- - - - - - -
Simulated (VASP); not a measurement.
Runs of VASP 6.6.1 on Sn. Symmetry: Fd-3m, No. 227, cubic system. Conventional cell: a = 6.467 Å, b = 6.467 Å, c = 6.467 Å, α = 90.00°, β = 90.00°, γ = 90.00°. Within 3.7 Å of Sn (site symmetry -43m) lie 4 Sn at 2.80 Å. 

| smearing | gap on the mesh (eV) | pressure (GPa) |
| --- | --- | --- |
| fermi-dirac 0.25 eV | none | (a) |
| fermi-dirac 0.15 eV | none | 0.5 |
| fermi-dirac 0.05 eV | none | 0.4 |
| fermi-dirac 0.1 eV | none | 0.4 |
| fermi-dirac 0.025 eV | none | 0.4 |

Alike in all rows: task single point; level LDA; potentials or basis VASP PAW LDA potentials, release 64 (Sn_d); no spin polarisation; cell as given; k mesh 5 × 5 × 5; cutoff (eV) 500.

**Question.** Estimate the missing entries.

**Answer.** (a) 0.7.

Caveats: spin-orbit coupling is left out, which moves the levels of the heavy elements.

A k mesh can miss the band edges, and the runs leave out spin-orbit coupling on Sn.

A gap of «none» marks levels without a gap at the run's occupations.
- - - - - - -

TASK ITEM — Only one stretch of the records above is wanted: the lines between the one holding "pressure (GPa) |" and the one holding "A k mesh can", inclusive, reproduced exactly.

TASK SOLUTION —
| smearing | gap on the mesh (eV) | pressure (GPa) |
| --- | --- | --- |
| fermi-dirac 0.25 eV | none | (a) |
| fermi-dirac 0.15 eV | none | 0.5 |
| fermi-dirac 0.05 eV | none | 0.4 |
| fermi-dirac 0.1 eV | none | 0.4 |
| fermi-dirac 0.025 eV | none | 0.4 |

Alike in all rows: task single point; level LDA; potentials or basis VASP PAW LDA potentials, release 64 (Sn_d); no spin polarisation; cell as given; k mesh 5 × 5 × 5; cutoff (eV) 500.

**Question.** Estimate the missing entries.

**Answer.** (a) 0.7.

Caveats: spin-orbit coupling is left out, which moves the levels of the heavy elements.

A k mesh can miss the band edges, and the runs leave out spin-orbit coupling on Sn.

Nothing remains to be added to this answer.